Could you write out the whole listing exactly as it appears?

(Excerpted data Opens)
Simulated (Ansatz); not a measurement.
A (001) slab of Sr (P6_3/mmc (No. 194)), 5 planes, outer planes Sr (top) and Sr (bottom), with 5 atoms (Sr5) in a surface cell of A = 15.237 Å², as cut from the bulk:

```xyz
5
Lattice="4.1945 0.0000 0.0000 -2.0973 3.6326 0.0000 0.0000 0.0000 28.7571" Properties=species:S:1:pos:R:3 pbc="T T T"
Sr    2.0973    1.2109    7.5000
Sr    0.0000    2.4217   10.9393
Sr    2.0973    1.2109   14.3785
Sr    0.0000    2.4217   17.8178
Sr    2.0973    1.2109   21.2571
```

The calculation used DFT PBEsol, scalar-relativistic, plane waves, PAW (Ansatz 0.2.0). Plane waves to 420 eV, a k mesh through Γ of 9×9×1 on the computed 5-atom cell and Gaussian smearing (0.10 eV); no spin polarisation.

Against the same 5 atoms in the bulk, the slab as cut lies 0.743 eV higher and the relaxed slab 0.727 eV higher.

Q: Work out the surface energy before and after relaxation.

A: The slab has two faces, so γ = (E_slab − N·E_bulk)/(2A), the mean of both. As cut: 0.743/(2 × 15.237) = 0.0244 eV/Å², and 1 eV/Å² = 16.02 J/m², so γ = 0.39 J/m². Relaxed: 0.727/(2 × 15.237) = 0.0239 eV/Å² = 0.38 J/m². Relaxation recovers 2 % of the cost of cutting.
(Excerpted data Closes)

__Exercise output__
Simulated (Ansatz); not a measurement.
A (001) slab of Sr (P6_3/mmc (No. 194)), 5 planes, outer planes Sr (top) and Sr (bottom), with 5 atoms (Sr5) in a surface cell of A = 15.237 Å², as cut from the bulk:

```xyz
5
Lattice="4.1945 0.0000 0.0000 -2.0973 3.6326 0.0000 0.0000 0.0000 28.7571" Properties=species:S:1:pos:R:3 pbc="T T T"
Sr    2.0973    1.2109    7.5000
Sr    0.0000    2.4217   10.9393
Sr    2.0973    1.2109   14.3785
Sr    0.0000    2.4217   17.8178
Sr    2.0973    1.2109   21.2571
```

The calculation used DFT PBEsol, scalar-relativistic, plane waves, PAW (Ansatz 0.2.0). Plane waves to 420 eV, a k mesh through Γ of 9×9×1 on the computed 5-atom cell and Gaussian smearing (0.10 eV); no spin polarisation.

Against the same 5 atoms in the bulk, the slab as cut lies 0.743 eV higher and the relaxed slab 0.727 eV higher.

Q: Work out the surface energy before and after relaxation.

A: The slab has two faces, so γ = (E_slab − N·E_bulk)/(2A), the mean of both. As cut: 0.743/(2 × 15.237) = 0.0244 eV/Å², and 1 eV/Å² = 16.02 J/m², so γ = 0.39 J/m². Relaxed: 0.727/(2 × 15.237) = 0.0239 eV/Å² = 0.38 J/m². Relaxation recovers 2 % of the cost of cutting.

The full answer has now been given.